__WORK TASK__:
Take the records below and retype them line by line, from the first line through the one containing "Level of theory: DFT"; stop there.

(STUDY MATERIAL)

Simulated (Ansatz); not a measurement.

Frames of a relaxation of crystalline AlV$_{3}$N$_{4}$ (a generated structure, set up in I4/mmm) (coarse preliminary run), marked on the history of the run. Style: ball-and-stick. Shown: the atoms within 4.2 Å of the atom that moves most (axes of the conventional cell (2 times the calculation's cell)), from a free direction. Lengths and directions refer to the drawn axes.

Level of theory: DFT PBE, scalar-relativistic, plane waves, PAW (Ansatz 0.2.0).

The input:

(End STUDY MATERIAL)

__REPLY__:
Simulated (Ansatz); not a measurement.

Frames of a relaxation of crystalline AlV$_{3}$N$_{4}$ (a generated structure, set up in I4/mmm) (coarse preliminary run), marked on the history of the run. Style: ball-and-stick. Shown: the atoms within 4.2 Å of the atom that moves most (axes of the conventional cell (2 times the calculation's cell)), from a free direction. Lengths and directions refer to the drawn axes.

Level of theory: DFT PBE, scalar-relativistic, plane waves, PAW (Ansatz 0.2.0).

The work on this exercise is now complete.